▼

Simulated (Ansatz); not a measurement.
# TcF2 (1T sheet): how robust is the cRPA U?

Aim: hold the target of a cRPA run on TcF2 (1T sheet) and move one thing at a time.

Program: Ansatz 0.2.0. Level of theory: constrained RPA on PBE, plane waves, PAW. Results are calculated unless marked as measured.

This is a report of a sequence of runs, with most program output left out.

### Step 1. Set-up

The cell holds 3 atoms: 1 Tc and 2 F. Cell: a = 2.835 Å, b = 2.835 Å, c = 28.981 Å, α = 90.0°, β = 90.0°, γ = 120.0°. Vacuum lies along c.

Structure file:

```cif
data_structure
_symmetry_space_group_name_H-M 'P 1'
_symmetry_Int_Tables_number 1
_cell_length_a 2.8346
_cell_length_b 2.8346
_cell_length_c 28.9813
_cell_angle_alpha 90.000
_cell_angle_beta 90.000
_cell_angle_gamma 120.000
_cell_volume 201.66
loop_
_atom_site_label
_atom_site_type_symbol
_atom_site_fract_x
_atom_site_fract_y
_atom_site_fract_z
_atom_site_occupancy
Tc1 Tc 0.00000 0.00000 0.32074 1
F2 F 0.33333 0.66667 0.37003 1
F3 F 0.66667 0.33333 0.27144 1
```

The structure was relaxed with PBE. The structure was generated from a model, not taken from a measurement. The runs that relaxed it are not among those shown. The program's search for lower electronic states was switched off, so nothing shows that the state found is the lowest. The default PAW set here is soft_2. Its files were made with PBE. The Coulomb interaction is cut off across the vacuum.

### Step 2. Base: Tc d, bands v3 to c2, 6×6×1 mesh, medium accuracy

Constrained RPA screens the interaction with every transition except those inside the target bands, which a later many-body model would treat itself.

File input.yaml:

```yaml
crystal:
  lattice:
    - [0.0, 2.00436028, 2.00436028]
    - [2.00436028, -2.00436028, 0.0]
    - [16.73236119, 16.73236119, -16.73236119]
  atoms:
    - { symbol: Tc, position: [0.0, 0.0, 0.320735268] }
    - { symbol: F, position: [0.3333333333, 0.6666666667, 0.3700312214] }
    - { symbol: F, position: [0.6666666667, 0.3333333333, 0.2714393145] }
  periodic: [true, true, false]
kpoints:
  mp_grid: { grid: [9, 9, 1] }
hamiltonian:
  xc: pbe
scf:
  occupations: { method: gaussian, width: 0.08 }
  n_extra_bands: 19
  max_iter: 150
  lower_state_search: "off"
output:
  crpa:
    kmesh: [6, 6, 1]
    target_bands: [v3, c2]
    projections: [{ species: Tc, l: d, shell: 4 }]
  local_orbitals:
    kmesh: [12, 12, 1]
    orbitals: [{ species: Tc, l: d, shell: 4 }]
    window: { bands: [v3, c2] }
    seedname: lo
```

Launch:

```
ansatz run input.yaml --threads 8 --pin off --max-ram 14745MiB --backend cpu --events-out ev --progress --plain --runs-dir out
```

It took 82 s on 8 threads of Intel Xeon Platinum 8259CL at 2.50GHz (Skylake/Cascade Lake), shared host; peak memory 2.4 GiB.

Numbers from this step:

▲

• ASSIGNED TASK:
Leave out every line after the one with "Program: Ansatz 0.2.0.". Reproduce the material above exactly from its first line through that line.

• WRITTEN REPLY:
Simulated (Ansatz); not a measurement.
# TcF2 (1T sheet): how robust is the cRPA U?

Aim: hold the target of a cRPA run on TcF2 (1T sheet) and move one thing at a time.

Program: Ansatz 0.2.0. Level of theory: constrained RPA on PBE, plane waves, PAW. Results are calculated unless marked as measured.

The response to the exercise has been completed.